# Activity
Reproduce each line of the data exactly as it is.

──────────

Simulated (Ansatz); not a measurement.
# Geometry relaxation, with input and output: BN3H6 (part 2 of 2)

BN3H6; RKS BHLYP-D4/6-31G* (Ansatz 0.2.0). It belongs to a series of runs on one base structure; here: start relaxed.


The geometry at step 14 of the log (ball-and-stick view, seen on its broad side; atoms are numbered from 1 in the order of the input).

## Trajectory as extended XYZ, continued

──────────

# Your response
Simulated (Ansatz); not a measurement.
# Geometry relaxation, with input and output: BN3H6 (part 2 of 2)

BN3H6; RKS BHLYP-D4/6-31G* (Ansatz 0.2.0). It belongs to a series of runs on one base structure; here: start relaxed.


The geometry at step 14 of the log (ball-and-stick view, seen on its broad side; atoms are numbered from 1 in the order of the input).

## Trajectory as extended XYZ, continued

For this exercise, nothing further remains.